* REQUIRED ACTION *
Quote exactly and only this range of lines in the data below: the line that holds "Aim: run random" to the line that holds "### 1. Starting point", both included.

* RECORD EXTRACTS *
##########

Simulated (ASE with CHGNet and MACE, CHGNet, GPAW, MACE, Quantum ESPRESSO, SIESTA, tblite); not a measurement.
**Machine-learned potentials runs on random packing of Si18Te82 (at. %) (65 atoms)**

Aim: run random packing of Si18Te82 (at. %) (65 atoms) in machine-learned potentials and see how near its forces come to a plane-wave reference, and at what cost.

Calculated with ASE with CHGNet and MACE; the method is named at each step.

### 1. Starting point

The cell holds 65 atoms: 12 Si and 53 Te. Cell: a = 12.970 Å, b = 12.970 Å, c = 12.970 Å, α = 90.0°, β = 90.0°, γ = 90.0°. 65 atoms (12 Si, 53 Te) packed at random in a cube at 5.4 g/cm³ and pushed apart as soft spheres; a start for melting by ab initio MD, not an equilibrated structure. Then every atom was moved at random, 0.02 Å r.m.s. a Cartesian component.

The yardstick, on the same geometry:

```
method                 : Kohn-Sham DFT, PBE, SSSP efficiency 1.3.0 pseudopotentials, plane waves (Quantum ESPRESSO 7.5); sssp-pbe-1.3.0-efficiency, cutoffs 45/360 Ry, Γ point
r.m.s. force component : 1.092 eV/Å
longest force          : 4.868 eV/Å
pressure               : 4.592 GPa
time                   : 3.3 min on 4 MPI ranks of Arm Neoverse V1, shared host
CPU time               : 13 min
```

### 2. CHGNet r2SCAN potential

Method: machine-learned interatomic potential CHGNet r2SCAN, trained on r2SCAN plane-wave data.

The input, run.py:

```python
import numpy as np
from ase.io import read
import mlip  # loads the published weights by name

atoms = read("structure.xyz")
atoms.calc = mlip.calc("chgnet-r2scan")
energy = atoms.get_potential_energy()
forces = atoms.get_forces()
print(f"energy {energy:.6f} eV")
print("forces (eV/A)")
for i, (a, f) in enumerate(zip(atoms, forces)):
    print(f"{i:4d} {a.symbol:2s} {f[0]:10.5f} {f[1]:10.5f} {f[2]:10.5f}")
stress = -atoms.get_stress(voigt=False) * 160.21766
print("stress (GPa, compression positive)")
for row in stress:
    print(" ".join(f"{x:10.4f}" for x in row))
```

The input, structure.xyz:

##########

* WRITTEN REPLY *
Aim: run random packing of Si18Te82 (at. %) (65 atoms) in machine-learned potentials and see how near its forces come to a plane-wave reference, and at what cost.

Calculated with ASE with CHGNet and MACE; the method is named at each step.

### 1. Starting point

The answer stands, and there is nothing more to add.